Required action:
Your answer should be the lines below from the one with "The results are" to the one with "### 1 The cell of the first run", both included, given again exactly and with nothing added.

Data listing:
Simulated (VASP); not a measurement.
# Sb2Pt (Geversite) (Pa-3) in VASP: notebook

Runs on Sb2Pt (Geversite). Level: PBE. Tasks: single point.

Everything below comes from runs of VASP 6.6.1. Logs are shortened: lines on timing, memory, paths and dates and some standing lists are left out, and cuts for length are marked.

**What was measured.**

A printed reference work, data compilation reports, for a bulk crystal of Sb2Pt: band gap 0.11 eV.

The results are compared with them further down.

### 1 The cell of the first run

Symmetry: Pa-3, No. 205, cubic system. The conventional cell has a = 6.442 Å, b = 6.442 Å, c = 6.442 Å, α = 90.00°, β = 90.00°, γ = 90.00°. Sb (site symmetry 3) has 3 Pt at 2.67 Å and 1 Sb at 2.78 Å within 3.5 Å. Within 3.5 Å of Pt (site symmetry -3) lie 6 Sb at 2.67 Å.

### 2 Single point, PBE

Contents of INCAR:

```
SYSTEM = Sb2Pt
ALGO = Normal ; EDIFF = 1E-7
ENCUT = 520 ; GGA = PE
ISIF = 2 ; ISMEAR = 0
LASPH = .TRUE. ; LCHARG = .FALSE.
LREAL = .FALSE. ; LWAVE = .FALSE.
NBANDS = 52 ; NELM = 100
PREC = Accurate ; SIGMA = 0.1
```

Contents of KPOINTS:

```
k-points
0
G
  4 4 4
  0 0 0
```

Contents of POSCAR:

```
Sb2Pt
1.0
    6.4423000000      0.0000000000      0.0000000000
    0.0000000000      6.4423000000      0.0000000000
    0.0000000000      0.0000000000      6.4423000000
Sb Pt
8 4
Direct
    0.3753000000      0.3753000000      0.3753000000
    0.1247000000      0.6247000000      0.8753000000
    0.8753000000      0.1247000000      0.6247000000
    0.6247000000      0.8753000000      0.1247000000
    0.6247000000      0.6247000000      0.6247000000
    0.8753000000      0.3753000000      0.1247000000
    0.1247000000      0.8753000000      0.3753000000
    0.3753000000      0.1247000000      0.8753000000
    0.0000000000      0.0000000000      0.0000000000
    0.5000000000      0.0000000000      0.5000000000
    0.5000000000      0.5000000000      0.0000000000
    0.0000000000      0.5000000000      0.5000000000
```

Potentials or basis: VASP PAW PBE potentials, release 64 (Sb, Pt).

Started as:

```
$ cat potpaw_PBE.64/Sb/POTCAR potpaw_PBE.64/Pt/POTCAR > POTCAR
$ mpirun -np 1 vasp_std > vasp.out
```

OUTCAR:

Written solution:
The results are compared with them further down.

### 1 The cell of the first run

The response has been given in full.